» **WORK INSTRUCTION**: Set down exactly the entries below, beginning at their first line and ending at the line with "Geometry optimised at B3LYP-D3(BJ)/def2-SVP.".

________________
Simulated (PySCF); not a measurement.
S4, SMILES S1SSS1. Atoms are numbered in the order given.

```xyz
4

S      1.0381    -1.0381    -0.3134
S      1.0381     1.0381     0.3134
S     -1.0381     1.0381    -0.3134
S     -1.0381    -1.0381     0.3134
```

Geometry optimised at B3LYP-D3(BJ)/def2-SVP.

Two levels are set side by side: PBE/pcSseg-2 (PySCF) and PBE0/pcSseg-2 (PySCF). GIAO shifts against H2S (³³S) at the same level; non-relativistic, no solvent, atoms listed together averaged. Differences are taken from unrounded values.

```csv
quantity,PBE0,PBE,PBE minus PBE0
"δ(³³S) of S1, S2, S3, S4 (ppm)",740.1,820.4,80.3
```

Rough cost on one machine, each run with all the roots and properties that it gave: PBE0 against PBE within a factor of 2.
________________

» **YOUR SOLUTION**:
Simulated (PySCF); not a measurement.
S4, SMILES S1SSS1. Atoms are numbered in the order given.

```xyz
4

S      1.0381    -1.0381    -0.3134
S      1.0381     1.0381     0.3134
S     -1.0381     1.0381    -0.3134
S     -1.0381    -1.0381     0.3134
```

Geometry optimised at B3LYP-D3(BJ)/def2-SVP.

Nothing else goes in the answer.